* **Task item**:
Lines from the beginning of the data below through the one containing "System 1: Al, the" are to be printed exactly as they appear.

•••••
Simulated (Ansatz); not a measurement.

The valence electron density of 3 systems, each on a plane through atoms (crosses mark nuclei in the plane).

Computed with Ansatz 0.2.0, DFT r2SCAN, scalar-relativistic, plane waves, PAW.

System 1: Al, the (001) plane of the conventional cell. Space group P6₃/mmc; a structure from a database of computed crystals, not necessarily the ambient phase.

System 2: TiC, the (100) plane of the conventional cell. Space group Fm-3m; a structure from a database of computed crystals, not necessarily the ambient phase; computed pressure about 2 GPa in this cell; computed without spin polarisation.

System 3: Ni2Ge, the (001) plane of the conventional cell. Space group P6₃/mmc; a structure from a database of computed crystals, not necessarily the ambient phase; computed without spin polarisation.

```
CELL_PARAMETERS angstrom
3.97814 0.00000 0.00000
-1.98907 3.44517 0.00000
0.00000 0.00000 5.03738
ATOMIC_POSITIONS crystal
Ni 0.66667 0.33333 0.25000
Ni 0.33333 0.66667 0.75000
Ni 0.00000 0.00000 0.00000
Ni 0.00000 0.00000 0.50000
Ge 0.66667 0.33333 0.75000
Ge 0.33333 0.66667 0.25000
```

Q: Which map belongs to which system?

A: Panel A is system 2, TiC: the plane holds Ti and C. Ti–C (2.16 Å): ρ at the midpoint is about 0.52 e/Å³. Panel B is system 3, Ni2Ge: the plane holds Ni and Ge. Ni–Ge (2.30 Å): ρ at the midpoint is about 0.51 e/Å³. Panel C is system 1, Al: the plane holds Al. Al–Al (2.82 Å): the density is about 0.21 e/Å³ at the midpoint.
•••••

* **Task response**:
Simulated (Ansatz); not a measurement.

The valence electron density of 3 systems, each on a plane through atoms (crosses mark nuclei in the plane).

Computed with Ansatz 0.2.0, DFT r2SCAN, scalar-relativistic, plane waves, PAW.

System 1: Al, the (001) plane of the conventional cell. Space group P6₃/mmc; a structure from a database of computed crystals, not necessarily the ambient phase.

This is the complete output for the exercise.